Records provided:
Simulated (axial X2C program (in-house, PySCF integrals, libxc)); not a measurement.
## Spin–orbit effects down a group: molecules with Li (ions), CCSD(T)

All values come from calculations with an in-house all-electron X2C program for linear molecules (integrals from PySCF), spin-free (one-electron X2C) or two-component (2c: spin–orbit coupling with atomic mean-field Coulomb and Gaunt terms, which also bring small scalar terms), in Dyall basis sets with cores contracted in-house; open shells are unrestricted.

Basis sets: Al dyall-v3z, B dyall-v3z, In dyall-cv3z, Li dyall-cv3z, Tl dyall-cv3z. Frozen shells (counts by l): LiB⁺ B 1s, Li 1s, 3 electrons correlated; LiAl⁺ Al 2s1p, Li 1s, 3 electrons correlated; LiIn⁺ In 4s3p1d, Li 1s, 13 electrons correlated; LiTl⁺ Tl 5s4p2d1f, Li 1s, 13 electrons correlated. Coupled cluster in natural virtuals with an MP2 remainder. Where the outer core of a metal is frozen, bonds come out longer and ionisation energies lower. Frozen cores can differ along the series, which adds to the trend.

Brief: Your reply must repeat the entries above exactly and in full.

Task response:
Simulated (axial X2C program (in-house, PySCF integrals, libxc)); not a measurement.
## Spin–orbit effects down a group: molecules with Li (ions), CCSD(T)

All values come from calculations with an in-house all-electron X2C program for linear molecules (integrals from PySCF), spin-free (one-electron X2C) or two-component (2c: spin–orbit coupling with atomic mean-field Coulomb and Gaunt terms, which also bring small scalar terms), in Dyall basis sets with cores contracted in-house; open shells are unrestricted.

Basis sets: Al dyall-v3z, B dyall-v3z, In dyall-cv3z, Li dyall-cv3z, Tl dyall-cv3z. Frozen shells (counts by l): LiB⁺ B 1s, Li 1s, 3 electrons correlated; LiAl⁺ Al 2s1p, Li 1s, 3 electrons correlated; LiIn⁺ In 4s3p1d, Li 1s, 13 electrons correlated; LiTl⁺ Tl 5s4p2d1f, Li 1s, 13 electrons correlated. Coupled cluster in natural virtuals with an MP2 remainder. Where the outer core of a metal is frozen, bonds come out longer and ionisation energies lower. Frozen cores can differ along the series, which adds to the trend.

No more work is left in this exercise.